REQUIREMENT. Please repeat the lines below, exactly and only, from the one that holds "Change from the" through the one that holds "Ansatz ran all-electron".

■ ■ ■ ■ ■ ■ ■

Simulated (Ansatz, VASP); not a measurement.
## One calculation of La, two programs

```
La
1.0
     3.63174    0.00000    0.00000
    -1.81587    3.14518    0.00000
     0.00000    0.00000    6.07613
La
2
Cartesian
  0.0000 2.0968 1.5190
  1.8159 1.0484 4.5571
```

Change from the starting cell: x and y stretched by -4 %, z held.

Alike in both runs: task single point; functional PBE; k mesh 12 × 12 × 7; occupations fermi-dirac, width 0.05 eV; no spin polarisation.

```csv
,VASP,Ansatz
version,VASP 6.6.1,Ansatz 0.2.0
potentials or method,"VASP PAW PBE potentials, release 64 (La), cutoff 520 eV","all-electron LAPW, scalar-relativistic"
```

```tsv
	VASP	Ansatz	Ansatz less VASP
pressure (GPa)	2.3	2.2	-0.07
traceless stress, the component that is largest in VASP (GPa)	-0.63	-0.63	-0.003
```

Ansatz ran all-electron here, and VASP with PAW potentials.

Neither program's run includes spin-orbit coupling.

■ ■ ■ ■ ■ ■ ■

ANSWER SECTION.
Change from the starting cell: x and y stretched by -4 %, z held.

Alike in both runs: task single point; functional PBE; k mesh 12 × 12 × 7; occupations fermi-dirac, width 0.05 eV; no spin polarisation.

```csv
,VASP,Ansatz
version,VASP 6.6.1,Ansatz 0.2.0
potentials or method,"VASP PAW PBE potentials, release 64 (La), cutoff 520 eV","all-electron LAPW, scalar-relativistic"
```

```tsv
	VASP	Ansatz	Ansatz less VASP
pressure (GPa)	2.3	2.2	-0.07
traceless stress, the component that is largest in VASP (GPa)	-0.63	-0.63	-0.003
```

Ansatz ran all-electron here, and VASP with PAW potentials.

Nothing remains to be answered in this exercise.